SUPPLIED MATERIAL:
::::::::
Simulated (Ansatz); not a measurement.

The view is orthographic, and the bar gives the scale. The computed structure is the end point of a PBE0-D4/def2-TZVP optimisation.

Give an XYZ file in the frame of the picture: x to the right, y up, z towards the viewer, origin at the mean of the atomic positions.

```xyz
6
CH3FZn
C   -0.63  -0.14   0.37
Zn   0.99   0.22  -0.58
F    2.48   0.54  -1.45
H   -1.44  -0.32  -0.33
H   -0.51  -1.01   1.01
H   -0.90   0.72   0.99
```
::::::::

ASSIGNED TASK: Start at the first line of the entries above. Set down each line exactly through the one with "The view is", and stop there.

EXERCISE SOLUTION:
Simulated (Ansatz); not a measurement.

The view is orthographic, and the bar gives the scale. The computed structure is the end point of a PBE0-D4/def2-TZVP optimisation.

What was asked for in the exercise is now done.